• **MATERIAL PROVIDED**:
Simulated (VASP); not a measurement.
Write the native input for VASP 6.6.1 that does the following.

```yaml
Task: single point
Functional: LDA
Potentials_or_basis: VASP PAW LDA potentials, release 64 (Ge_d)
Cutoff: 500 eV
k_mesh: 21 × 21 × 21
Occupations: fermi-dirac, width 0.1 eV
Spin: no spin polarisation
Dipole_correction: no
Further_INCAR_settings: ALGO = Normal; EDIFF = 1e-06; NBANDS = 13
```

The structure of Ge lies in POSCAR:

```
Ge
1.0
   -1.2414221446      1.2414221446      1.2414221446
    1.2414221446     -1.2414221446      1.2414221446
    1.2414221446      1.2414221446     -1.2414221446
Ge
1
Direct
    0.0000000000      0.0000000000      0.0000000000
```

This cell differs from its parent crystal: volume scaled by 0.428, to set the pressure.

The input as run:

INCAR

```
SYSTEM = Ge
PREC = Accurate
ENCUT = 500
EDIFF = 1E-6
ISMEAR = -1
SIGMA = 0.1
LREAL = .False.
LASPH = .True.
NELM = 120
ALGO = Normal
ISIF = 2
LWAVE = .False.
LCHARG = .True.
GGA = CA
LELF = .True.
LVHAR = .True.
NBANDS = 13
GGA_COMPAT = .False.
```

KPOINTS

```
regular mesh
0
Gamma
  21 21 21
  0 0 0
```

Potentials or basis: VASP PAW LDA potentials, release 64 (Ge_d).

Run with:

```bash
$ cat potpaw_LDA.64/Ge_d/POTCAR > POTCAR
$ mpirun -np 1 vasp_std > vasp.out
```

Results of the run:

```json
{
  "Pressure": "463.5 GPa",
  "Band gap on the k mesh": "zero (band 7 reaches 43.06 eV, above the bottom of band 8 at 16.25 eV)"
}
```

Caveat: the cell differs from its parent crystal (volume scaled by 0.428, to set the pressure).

• **WORK REQUEST**: Beginning with the first line of the records above, reproduce each line exactly, ending at the line that contains "This cell differs", and leave out everything else.

• **EXERCISE OUTPUT**:
Simulated (VASP); not a measurement.
Write the native input for VASP 6.6.1 that does the following.

```yaml
Task: single point
Functional: LDA
Potentials_or_basis: VASP PAW LDA potentials, release 64 (Ge_d)
Cutoff: 500 eV
k_mesh: 21 × 21 × 21
Occupations: fermi-dirac, width 0.1 eV
Spin: no spin polarisation
Dipole_correction: no
Further_INCAR_settings: ALGO = Normal; EDIFF = 1e-06; NBANDS = 13
```

The structure of Ge lies in POSCAR:

```
Ge
1.0
   -1.2414221446      1.2414221446      1.2414221446
    1.2414221446     -1.2414221446      1.2414221446
    1.2414221446      1.2414221446     -1.2414221446
Ge
1
Direct
    0.0000000000      0.0000000000      0.0000000000
```

This cell differs from its parent crystal: volume scaled by 0.428, to set the pressure.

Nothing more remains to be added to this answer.